## RECORDS PROVIDED:
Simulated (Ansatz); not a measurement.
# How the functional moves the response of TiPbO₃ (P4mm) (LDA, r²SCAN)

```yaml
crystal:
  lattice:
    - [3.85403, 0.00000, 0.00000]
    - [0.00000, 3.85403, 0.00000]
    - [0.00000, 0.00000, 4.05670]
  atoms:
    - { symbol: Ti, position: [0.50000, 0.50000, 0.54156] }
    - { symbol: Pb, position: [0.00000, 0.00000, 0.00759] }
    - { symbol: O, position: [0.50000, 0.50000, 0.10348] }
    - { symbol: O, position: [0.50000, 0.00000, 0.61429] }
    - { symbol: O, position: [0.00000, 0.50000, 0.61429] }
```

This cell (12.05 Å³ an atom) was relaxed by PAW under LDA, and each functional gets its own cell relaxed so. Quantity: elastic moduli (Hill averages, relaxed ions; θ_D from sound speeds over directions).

## WORK INSTRUCTION:
Every record should be output precisely as it was given.

## REPLY:
Simulated (Ansatz); not a measurement.
# How the functional moves the response of TiPbO₃ (P4mm) (LDA, r²SCAN)

```yaml
crystal:
  lattice:
    - [3.85403, 0.00000, 0.00000]
    - [0.00000, 3.85403, 0.00000]
    - [0.00000, 0.00000, 4.05670]
  atoms:
    - { symbol: Ti, position: [0.50000, 0.50000, 0.54156] }
    - { symbol: Pb, position: [0.00000, 0.00000, 0.00759] }
    - { symbol: O, position: [0.50000, 0.50000, 0.10348] }
    - { symbol: O, position: [0.50000, 0.00000, 0.61429] }
    - { symbol: O, position: [0.00000, 0.50000, 0.61429] }
```

This cell (12.05 Å³ an atom) was relaxed by PAW under LDA, and each functional gets its own cell relaxed so. Quantity: elastic moduli (Hill averages, relaxed ions; θ_D from sound speeds over directions).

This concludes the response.